..........

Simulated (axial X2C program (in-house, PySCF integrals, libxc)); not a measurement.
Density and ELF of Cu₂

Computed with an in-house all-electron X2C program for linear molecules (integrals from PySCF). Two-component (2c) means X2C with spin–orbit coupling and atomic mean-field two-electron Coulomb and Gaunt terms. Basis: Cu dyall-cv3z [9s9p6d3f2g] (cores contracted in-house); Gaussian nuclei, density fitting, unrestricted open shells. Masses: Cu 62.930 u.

..........

Action item -> Retype each of the preceding records exactly as printed.

Task solution ->
Simulated (axial X2C program (in-house, PySCF integrals, libxc)); not a measurement.
Density and ELF of Cu₂

Computed with an in-house all-electron X2C program for linear molecules (integrals from PySCF). Two-component (2c) means X2C with spin–orbit coupling and atomic mean-field two-electron Coulomb and Gaunt terms. Basis: Cu dyall-cv3z [9s9p6d3f2g] (cores contracted in-house); Gaussian nuclei, density fitting, unrestricted open shells. Masses: Cu 62.930 u.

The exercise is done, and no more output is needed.